■ **Work instruction**: Please return the lines below verbatim, beginning at the one that has "Item | Value |" and stopping after the one that has "Pressure | -8.1 GPa |", and add no other lines.

= = = =

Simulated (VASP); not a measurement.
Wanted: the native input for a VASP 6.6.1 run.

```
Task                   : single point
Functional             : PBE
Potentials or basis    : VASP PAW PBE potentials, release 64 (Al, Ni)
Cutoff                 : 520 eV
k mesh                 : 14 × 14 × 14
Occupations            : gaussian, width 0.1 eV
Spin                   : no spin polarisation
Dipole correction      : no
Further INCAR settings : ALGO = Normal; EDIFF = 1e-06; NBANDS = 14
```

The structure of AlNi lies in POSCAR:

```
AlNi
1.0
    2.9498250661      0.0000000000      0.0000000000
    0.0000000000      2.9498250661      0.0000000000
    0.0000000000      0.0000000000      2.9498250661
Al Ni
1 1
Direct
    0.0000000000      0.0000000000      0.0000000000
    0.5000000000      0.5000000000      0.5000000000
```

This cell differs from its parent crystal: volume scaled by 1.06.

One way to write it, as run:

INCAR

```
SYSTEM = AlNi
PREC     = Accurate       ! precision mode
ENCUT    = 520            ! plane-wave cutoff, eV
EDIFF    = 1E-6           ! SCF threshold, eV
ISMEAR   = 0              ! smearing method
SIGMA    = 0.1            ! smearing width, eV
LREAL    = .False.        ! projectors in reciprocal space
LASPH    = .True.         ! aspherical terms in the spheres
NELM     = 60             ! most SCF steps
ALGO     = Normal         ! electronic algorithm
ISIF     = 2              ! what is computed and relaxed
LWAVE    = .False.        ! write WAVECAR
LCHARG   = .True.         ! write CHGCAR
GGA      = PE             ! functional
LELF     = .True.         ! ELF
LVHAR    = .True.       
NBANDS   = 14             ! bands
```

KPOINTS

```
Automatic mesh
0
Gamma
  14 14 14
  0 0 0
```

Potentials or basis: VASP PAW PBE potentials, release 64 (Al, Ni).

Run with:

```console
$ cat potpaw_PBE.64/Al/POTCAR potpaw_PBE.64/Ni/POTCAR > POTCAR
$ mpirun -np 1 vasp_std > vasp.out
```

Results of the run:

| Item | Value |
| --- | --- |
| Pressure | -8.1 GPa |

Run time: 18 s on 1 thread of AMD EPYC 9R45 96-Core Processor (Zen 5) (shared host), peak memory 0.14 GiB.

= = = =

■ **Task solution**:
| Item | Value |
| --- | --- |
| Pressure | -8.1 GPa |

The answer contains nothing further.